===== Record extracts =====
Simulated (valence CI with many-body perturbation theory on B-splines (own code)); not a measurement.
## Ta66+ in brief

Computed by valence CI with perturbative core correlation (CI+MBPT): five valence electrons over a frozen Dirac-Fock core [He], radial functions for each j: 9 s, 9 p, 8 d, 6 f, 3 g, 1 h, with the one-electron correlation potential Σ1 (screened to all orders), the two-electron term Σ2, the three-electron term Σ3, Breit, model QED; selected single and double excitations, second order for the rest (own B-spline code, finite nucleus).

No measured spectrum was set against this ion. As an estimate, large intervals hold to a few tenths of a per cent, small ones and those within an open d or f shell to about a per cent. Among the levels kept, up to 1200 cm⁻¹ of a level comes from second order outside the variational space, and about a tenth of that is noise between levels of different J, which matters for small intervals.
=====

§ Assignment: Print every record above exactly as it appears.

§ Answer section:
Simulated (valence CI with many-body perturbation theory on B-splines (own code)); not a measurement.
## Ta66+ in brief

Computed by valence CI with perturbative core correlation (CI+MBPT): five valence electrons over a frozen Dirac-Fock core [He], radial functions for each j: 9 s, 9 p, 8 d, 6 f, 3 g, 1 h, with the one-electron correlation potential Σ1 (screened to all orders), the two-electron term Σ2, the three-electron term Σ3, Breit, model QED; selected single and double excitations, second order for the rest (own B-spline code, finite nucleus).

No measured spectrum was set against this ion. As an estimate, large intervals hold to a few tenths of a per cent, small ones and those within an open d or f shell to about a per cent. Among the levels kept, up to 1200 cm⁻¹ of a level comes from second order outside the variational space, and about a tenth of that is noise between levels of different J, which matters for small intervals.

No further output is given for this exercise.